— REQUIREMENT —
Reproduce the entries in full, with no changes.

— DATASET ENTRIES —

§ §

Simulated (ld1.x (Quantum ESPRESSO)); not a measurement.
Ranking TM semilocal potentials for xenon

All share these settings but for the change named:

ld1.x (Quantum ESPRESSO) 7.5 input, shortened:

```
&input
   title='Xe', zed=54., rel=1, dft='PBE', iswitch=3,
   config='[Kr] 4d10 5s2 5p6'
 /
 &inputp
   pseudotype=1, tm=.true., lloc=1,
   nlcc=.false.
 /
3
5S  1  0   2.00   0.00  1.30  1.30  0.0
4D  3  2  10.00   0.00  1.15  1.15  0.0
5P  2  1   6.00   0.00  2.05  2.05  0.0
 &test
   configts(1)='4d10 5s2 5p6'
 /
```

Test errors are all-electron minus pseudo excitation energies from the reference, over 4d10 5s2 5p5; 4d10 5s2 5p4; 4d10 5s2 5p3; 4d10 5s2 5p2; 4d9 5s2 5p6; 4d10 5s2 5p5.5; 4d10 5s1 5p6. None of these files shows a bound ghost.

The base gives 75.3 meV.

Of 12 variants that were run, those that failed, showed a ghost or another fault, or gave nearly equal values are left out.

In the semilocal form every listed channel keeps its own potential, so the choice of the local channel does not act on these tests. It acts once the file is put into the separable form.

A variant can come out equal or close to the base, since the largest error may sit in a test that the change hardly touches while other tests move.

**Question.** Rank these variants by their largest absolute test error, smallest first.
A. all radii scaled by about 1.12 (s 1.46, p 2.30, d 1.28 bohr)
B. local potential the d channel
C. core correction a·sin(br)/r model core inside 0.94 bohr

§ §

— EXERCISE ANSWER —
Simulated (ld1.x (Quantum ESPRESSO)); not a measurement.
Ranking TM semilocal potentials for xenon

All share these settings but for the change named:

ld1.x (Quantum ESPRESSO) 7.5 input, shortened:

```
&input
   title='Xe', zed=54., rel=1, dft='PBE', iswitch=3,
   config='[Kr] 4d10 5s2 5p6'
 /
 &inputp
   pseudotype=1, tm=.true., lloc=1,
   nlcc=.false.
 /
3
5S  1  0   2.00   0.00  1.30  1.30  0.0
4D  3  2  10.00   0.00  1.15  1.15  0.0
5P  2  1   6.00   0.00  2.05  2.05  0.0
 &test
   configts(1)='4d10 5s2 5p6'
 /
```

Test errors are all-electron minus pseudo excitation energies from the reference, over 4d10 5s2 5p5; 4d10 5s2 5p4; 4d10 5s2 5p3; 4d10 5s2 5p2; 4d9 5s2 5p6; 4d10 5s2 5p5.5; 4d10 5s1 5p6. None of these files shows a bound ghost.

The base gives 75.3 meV.

Of 12 variants that were run, those that failed, showed a ghost or another fault, or gave nearly equal values are left out.

In the semilocal form every listed channel keeps its own potential, so the choice of the local channel does not act on these tests. It acts once the file is put into the separable form.

A variant can come out equal or close to the base, since the largest error may sit in a test that the change hardly touches while other tests move.

**Question.** Rank these variants by their largest absolute test error, smallest first.
A. all radii scaled by about 1.12 (s 1.46, p 2.30, d 1.28 bohr)
B. local potential the d channel
C. core correction a·sin(br)/r model core inside 0.94 bohr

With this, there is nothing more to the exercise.